• _Given data_:
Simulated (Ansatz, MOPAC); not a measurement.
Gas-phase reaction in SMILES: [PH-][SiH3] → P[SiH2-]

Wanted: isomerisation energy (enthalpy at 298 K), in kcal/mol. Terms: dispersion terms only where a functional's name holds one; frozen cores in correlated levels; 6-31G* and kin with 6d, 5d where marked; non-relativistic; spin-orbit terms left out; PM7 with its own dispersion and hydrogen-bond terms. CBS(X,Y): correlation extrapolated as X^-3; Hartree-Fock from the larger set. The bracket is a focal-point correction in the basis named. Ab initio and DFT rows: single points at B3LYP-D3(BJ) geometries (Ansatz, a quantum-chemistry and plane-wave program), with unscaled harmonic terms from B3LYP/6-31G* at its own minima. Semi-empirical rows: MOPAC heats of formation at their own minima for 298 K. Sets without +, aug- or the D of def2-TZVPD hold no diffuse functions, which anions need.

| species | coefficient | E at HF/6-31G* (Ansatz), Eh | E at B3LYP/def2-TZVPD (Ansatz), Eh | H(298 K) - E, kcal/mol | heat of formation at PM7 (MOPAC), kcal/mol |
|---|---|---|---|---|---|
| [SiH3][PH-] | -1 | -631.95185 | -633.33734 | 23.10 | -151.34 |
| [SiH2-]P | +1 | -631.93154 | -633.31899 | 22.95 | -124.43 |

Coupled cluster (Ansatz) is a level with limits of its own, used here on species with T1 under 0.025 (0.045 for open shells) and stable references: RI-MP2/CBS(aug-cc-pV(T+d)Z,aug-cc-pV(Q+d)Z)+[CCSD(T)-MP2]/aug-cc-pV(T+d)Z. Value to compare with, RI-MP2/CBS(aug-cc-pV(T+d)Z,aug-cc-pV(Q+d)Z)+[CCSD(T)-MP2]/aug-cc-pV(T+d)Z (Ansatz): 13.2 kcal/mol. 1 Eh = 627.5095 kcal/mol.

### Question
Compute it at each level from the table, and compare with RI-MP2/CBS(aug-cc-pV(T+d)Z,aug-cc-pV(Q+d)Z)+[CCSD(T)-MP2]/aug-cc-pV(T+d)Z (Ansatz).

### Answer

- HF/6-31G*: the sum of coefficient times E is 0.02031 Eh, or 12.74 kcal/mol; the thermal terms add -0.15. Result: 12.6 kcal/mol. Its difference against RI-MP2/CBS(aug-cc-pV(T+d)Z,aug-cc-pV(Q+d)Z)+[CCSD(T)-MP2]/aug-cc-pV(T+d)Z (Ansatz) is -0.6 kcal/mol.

• _Exercise_: Start at the first line of the entries above. Set down each line exactly through the one with "22.95 | -124.43 |", and stop there.

• _Task response_:
Simulated (Ansatz, MOPAC); not a measurement.
Gas-phase reaction in SMILES: [PH-][SiH3] → P[SiH2-]

Wanted: isomerisation energy (enthalpy at 298 K), in kcal/mol. Terms: dispersion terms only where a functional's name holds one; frozen cores in correlated levels; 6-31G* and kin with 6d, 5d where marked; non-relativistic; spin-orbit terms left out; PM7 with its own dispersion and hydrogen-bond terms. CBS(X,Y): correlation extrapolated as X^-3; Hartree-Fock from the larger set. The bracket is a focal-point correction in the basis named. Ab initio and DFT rows: single points at B3LYP-D3(BJ) geometries (Ansatz, a quantum-chemistry and plane-wave program), with unscaled harmonic terms from B3LYP/6-31G* at its own minima. Semi-empirical rows: MOPAC heats of formation at their own minima for 298 K. Sets without +, aug- or the D of def2-TZVPD hold no diffuse functions, which anions need.

| species | coefficient | E at HF/6-31G* (Ansatz), Eh | E at B3LYP/def2-TZVPD (Ansatz), Eh | H(298 K) - E, kcal/mol | heat of formation at PM7 (MOPAC), kcal/mol |
|---|---|---|---|---|---|
| [SiH3][PH-] | -1 | -631.95185 | -633.33734 | 23.10 | -151.34 |
| [SiH2-]P | +1 | -631.93154 | -633.31899 | 22.95 | -124.43 |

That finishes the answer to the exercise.